» **WORK TASK**: Write the listing out once more, with every line exactly as it stands.

» **INFORMATION GIVEN**:
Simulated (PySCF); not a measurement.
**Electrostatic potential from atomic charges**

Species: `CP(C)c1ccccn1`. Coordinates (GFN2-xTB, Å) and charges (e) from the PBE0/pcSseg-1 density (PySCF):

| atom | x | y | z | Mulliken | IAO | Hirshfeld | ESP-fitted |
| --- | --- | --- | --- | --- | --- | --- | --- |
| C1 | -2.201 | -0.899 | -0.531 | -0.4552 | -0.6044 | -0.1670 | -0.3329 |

» **WRITTEN SOLUTION**:
Simulated (PySCF); not a measurement.
**Electrostatic potential from atomic charges**

Species: `CP(C)c1ccccn1`. Coordinates (GFN2-xTB, Å) and charges (e) from the PBE0/pcSseg-1 density (PySCF):

| atom | x | y | z | Mulliken | IAO | Hirshfeld | ESP-fitted |
| --- | --- | --- | --- | --- | --- | --- | --- |
| C1 | -2.201 | -0.899 | -0.531 | -0.4552 | -0.6044 | -0.1670 | -0.3329 |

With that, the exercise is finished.